Dataset content:

────────────────────

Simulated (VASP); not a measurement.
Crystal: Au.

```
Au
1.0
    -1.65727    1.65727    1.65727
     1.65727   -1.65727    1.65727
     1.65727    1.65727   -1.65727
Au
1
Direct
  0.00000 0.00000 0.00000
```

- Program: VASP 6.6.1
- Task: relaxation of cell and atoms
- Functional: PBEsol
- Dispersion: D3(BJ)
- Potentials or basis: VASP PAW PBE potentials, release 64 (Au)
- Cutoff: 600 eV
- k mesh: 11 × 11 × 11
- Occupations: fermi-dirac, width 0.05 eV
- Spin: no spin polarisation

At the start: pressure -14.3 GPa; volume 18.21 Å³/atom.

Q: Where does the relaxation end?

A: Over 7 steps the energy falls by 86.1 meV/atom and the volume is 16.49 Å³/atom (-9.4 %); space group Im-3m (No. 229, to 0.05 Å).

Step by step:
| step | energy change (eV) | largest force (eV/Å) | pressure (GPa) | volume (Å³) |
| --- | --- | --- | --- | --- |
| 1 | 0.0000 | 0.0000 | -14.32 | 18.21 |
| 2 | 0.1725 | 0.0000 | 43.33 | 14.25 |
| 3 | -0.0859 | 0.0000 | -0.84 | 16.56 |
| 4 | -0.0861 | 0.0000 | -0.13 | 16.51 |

────────────────────

Work request:
The line with "- k mesh: 11 × 11 × 11" is the last to include; transcribe exactly every line from the top of the material above down to it.

Response:
Simulated (VASP); not a measurement.
Crystal: Au.

```
Au
1.0
    -1.65727    1.65727    1.65727
     1.65727   -1.65727    1.65727
     1.65727    1.65727   -1.65727
Au
1
Direct
  0.00000 0.00000 0.00000
```

- Program: VASP 6.6.1
- Task: relaxation of cell and atoms
- Functional: PBEsol
- Dispersion: D3(BJ)
- Potentials or basis: VASP PAW PBE potentials, release 64 (Au)
- Cutoff: 600 eV
- k mesh: 11 × 11 × 11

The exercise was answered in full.